Exercise
Each record must be printed again exactly as it appears.

....

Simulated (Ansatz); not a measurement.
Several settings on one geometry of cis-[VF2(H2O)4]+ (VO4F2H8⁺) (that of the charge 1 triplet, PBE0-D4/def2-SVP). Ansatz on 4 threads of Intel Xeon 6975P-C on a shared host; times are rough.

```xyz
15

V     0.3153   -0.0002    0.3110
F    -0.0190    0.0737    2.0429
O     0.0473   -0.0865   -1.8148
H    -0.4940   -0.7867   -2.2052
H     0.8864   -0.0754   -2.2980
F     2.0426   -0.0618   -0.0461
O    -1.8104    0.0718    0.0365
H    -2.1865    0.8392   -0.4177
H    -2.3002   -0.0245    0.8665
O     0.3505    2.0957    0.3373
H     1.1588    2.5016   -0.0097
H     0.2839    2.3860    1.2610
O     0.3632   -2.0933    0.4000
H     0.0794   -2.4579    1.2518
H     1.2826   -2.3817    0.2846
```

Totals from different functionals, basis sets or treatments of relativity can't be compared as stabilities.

....

Problem solution
Simulated (Ansatz); not a measurement.
Several settings on one geometry of cis-[VF2(H2O)4]+ (VO4F2H8⁺) (that of the charge 1 triplet, PBE0-D4/def2-SVP). Ansatz on 4 threads of Intel Xeon 6975P-C on a shared host; times are rough.

```xyz
15

V     0.3153   -0.0002    0.3110
F    -0.0190    0.0737    2.0429
O     0.0473   -0.0865   -1.8148
H    -0.4940   -0.7867   -2.2052
H     0.8864   -0.0754   -2.2980
F     2.0426   -0.0618   -0.0461
O    -1.8104    0.0718    0.0365
H    -2.1865    0.8392   -0.4177
H    -2.3002   -0.0245    0.8665
O     0.3505    2.0957    0.3373
H     1.1588    2.5016   -0.0097
H     0.2839    2.3860    1.2610
O     0.3632   -2.0933    0.4000
H     0.0794   -2.4579    1.2518
H     1.2826   -2.3817    0.2846
```

Totals from different functionals, basis sets or treatments of relativity can't be compared as stabilities.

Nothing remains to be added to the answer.